Repeat exactly what appears from the opening line of the listing to the line with "OSZICAR of a", inclusive.

***** Given data *****
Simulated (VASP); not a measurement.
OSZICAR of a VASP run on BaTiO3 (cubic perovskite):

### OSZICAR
*****

> **Answer box**:
Simulated (VASP); not a measurement.
OSZICAR of a VASP run on BaTiO3 (cubic perovskite):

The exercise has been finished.